- Opening Delimiter -
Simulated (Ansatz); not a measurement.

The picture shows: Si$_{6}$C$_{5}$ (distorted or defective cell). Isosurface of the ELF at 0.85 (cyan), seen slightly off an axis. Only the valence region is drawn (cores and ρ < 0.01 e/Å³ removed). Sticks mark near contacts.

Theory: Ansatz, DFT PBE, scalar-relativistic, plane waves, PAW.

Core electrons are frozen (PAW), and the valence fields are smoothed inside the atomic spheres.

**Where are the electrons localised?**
- Closing Delimiter -

Assigned task -
An exact transcription of all the entries is needed.

Written answer -
Simulated (Ansatz); not a measurement.

The picture shows: Si$_{6}$C$_{5}$ (distorted or defective cell). Isosurface of the ELF at 0.85 (cyan), seen slightly off an axis. Only the valence region is drawn (cores and ρ < 0.01 e/Å³ removed). Sticks mark near contacts.

Theory: Ansatz, DFT PBE, scalar-relativistic, plane waves, PAW.

Core electrons are frozen (PAW), and the valence fields are smoothed inside the atomic spheres.

**Where are the electrons localised?**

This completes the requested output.